WORK TASK: Could you restate the data word for word?

EXTRACTED DATA:
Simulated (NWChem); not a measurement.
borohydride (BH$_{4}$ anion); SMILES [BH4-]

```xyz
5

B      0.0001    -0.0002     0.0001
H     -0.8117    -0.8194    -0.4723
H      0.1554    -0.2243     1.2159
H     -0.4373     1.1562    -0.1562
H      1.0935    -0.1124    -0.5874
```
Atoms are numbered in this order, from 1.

EXERCISE OUTPUT:
Simulated (NWChem); not a measurement.
borohydride (BH$_{4}$ anion); SMILES [BH4-]

```xyz
5

B      0.0001    -0.0002     0.0001
H     -0.8117    -0.8194    -0.4723
H      0.1554    -0.2243     1.2159
H     -0.4373     1.1562    -0.1562
H      1.0935    -0.1124    -0.5874
```
Atoms are numbered in this order, from 1.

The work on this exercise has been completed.